Required action = Could you retype all of the data below exactly as given?

Excerpted data =
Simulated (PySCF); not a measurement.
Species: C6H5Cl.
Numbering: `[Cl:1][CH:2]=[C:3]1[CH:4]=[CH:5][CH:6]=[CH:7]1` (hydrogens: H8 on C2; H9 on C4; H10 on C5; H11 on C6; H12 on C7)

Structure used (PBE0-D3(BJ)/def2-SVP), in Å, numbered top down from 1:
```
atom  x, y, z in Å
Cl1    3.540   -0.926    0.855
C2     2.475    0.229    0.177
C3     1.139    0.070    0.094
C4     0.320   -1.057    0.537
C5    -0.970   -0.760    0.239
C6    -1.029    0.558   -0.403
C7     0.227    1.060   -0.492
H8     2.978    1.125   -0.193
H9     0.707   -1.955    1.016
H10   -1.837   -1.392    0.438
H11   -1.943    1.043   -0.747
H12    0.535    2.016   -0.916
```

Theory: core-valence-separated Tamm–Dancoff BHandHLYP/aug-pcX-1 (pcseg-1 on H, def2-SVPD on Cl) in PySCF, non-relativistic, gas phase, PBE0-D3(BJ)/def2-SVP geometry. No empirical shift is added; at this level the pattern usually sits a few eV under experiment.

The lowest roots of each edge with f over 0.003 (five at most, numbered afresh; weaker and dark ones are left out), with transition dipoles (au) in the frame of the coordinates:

Reply =
Simulated (PySCF); not a measurement.
Species: C6H5Cl.
Numbering: `[Cl:1][CH:2]=[C:3]1[CH:4]=[CH:5][CH:6]=[CH:7]1` (hydrogens: H8 on C2; H9 on C4; H10 on C5; H11 on C6; H12 on C7)

Structure used (PBE0-D3(BJ)/def2-SVP), in Å, numbered top down from 1:
```
atom  x, y, z in Å
Cl1    3.540   -0.926    0.855
C2     2.475    0.229    0.177
C3     1.139    0.070    0.094
C4     0.320   -1.057    0.537
C5    -0.970   -0.760    0.239
C6    -1.029    0.558   -0.403
C7     0.227    1.060   -0.492
H8     2.978    1.125   -0.193
H9     0.707   -1.955    1.016
H10   -1.837   -1.392    0.438
H11   -1.943    1.043   -0.747
H12    0.535    2.016   -0.916
```

Theory: core-valence-separated Tamm–Dancoff BHandHLYP/aug-pcX-1 (pcseg-1 on H, def2-SVPD on Cl) in PySCF, non-relativistic, gas phase, PBE0-D3(BJ)/def2-SVP geometry. No empirical shift is added; at this level the pattern usually sits a few eV under experiment.

The lowest roots of each edge with f over 0.003 (five at most, numbered afresh; weaker and dark ones are left out), with transition dipoles (au) in the frame of the coordinates:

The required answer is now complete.